--- Input data Enclosed Below ---
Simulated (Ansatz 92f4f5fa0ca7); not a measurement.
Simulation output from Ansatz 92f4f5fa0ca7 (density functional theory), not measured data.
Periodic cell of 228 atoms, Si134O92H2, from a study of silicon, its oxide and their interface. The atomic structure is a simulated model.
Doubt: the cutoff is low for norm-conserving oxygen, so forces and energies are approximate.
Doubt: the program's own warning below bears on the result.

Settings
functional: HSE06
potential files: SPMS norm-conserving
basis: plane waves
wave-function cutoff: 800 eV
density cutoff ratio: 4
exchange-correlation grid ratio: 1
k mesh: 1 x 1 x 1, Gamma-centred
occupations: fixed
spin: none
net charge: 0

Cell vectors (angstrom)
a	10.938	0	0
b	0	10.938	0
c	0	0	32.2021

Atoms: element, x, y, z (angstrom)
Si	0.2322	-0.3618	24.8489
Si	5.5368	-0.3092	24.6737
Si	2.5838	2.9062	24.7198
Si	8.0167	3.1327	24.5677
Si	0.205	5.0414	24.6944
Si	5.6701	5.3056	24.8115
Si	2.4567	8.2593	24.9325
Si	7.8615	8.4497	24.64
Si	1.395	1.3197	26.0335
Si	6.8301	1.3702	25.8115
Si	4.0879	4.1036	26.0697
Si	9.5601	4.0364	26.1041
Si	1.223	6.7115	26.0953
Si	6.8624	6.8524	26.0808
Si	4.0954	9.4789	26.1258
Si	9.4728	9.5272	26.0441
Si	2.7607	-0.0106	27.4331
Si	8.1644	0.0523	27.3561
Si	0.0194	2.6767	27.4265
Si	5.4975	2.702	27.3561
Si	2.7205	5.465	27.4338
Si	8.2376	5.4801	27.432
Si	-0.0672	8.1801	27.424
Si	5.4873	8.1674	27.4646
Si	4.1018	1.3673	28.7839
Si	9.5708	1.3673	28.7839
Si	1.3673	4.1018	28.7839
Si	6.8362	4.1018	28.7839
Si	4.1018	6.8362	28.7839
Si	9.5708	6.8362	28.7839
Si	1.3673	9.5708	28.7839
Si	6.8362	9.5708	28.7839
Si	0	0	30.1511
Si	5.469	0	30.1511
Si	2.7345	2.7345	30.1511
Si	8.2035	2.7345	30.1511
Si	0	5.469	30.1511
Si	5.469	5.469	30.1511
--- End of Enclosed Input data ---

## Action item
Starting with the first line of the records, repeat every line up to and including the one containing "Doubt: the cutoff", and nothing else.

## Answer section
Simulated (Ansatz 92f4f5fa0ca7); not a measurement.
Simulation output from Ansatz 92f4f5fa0ca7 (density functional theory), not measured data.
Periodic cell of 228 atoms, Si134O92H2, from a study of silicon, its oxide and their interface. The atomic structure is a simulated model.
Doubt: the cutoff is low for norm-conserving oxygen, so forces and energies are approximate.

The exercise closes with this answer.